The data shown below should all be retyped exactly.

☆ ☆ ☆
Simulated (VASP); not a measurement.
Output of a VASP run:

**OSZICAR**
☆ ☆ ☆

(Response)
Simulated (VASP); not a measurement.
Output of a VASP run:

**OSZICAR**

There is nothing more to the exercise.